Work request >>
Repeat the records below exactly as they appear.

### Recorded information
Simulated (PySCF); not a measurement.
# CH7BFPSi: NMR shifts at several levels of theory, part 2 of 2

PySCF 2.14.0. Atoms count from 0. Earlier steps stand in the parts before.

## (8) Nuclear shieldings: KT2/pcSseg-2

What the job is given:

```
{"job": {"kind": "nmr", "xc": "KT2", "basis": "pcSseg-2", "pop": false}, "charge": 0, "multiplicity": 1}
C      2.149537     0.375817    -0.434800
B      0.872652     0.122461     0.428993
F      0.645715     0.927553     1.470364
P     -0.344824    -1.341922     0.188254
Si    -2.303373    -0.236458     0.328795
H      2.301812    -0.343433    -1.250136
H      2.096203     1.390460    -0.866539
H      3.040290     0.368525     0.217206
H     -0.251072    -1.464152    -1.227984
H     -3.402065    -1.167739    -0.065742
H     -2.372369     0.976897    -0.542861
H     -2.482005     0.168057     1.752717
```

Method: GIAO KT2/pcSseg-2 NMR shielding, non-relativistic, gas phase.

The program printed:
######

Exercise output >>
Simulated (PySCF); not a measurement.
# CH7BFPSi: NMR shifts at several levels of theory, part 2 of 2

PySCF 2.14.0. Atoms count from 0. Earlier steps stand in the parts before.

## (8) Nuclear shieldings: KT2/pcSseg-2

What the job is given:

```
{"job": {"kind": "nmr", "xc": "KT2", "basis": "pcSseg-2", "pop": false}, "charge": 0, "multiplicity": 1}
C      2.149537     0.375817    -0.434800
B      0.872652     0.122461     0.428993
F      0.645715     0.927553     1.470364
P     -0.344824    -1.341922     0.188254
Si    -2.303373    -0.236458     0.328795
H      2.301812    -0.343433    -1.250136
H      2.096203     1.390460    -0.866539
H      3.040290     0.368525     0.217206
H     -0.251072    -1.464152    -1.227984
H     -3.402065    -1.167739    -0.065742
H     -2.372369     0.976897    -0.542861
H     -2.482005     0.168057     1.752717
```

Method: GIAO KT2/pcSseg-2 NMR shielding, non-relativistic, gas phase.

The program printed:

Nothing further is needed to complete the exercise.